BRIEF ::
Exactly as written, copy the lines of the data below from the first through the one containing "Caveats: the PAW".

SUPPLIED INFORMATION ::
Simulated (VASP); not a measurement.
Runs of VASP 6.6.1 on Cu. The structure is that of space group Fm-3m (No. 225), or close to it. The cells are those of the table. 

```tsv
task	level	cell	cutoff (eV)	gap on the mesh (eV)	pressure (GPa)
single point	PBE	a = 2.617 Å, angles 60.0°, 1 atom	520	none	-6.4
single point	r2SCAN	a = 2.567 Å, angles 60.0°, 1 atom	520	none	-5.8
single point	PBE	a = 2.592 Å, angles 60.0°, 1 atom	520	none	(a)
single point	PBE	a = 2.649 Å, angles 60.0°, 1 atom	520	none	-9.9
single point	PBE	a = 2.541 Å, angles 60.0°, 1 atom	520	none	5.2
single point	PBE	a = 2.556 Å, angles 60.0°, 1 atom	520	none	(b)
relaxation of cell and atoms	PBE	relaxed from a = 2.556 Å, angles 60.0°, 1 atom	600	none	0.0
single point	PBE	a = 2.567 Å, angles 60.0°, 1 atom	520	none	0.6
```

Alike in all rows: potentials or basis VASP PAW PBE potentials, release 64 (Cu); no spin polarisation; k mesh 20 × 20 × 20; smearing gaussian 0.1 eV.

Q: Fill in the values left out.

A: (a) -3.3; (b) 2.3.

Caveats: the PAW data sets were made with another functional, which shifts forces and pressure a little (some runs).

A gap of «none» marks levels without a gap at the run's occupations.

ANSWER AREA ::
Simulated (VASP); not a measurement.
Runs of VASP 6.6.1 on Cu. The structure is that of space group Fm-3m (No. 225), or close to it. The cells are those of the table. 

```tsv
task	level	cell	cutoff (eV)	gap on the mesh (eV)	pressure (GPa)
single point	PBE	a = 2.617 Å, angles 60.0°, 1 atom	520	none	-6.4
single point	r2SCAN	a = 2.567 Å, angles 60.0°, 1 atom	520	none	-5.8
single point	PBE	a = 2.592 Å, angles 60.0°, 1 atom	520	none	(a)
single point	PBE	a = 2.649 Å, angles 60.0°, 1 atom	520	none	-9.9
single point	PBE	a = 2.541 Å, angles 60.0°, 1 atom	520	none	5.2
single point	PBE	a = 2.556 Å, angles 60.0°, 1 atom	520	none	(b)
relaxation of cell and atoms	PBE	relaxed from a = 2.556 Å, angles 60.0°, 1 atom	600	none	0.0
single point	PBE	a = 2.567 Å, angles 60.0°, 1 atom	520	none	0.6
```

Alike in all rows: potentials or basis VASP PAW PBE potentials, release 64 (Cu); no spin polarisation; k mesh 20 × 20 × 20; smearing gaussian 0.1 eV.

Q: Fill in the values left out.

A: (a) -3.3; (b) 2.3.

Caveats: the PAW data sets were made with another functional, which shifts forces and pressure a little (some runs).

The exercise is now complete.